*STUDY MATERIAL*
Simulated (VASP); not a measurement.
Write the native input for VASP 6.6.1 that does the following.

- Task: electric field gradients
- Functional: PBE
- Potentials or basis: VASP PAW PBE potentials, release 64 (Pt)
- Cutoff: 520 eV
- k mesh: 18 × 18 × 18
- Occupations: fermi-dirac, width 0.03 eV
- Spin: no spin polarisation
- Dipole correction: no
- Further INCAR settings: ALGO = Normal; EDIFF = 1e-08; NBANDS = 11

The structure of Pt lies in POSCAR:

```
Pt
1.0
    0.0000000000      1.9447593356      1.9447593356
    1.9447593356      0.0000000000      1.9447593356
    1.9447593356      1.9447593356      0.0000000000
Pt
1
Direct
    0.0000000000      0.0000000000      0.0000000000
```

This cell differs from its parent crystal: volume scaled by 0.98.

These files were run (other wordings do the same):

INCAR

*ASSIGNED TASK*
In the listing above, find the line containing "The structure of" and the line containing "These files were", then quote both, plus every line between them, exactly as written.

*TASK OUTPUT*
The structure of Pt lies in POSCAR:

```
Pt
1.0
    0.0000000000      1.9447593356      1.9447593356
    1.9447593356      0.0000000000      1.9447593356
    1.9447593356      1.9447593356      0.0000000000
Pt
1
Direct
    0.0000000000      0.0000000000      0.0000000000
```

This cell differs from its parent crystal: volume scaled by 0.98.

These files were run (other wordings do the same):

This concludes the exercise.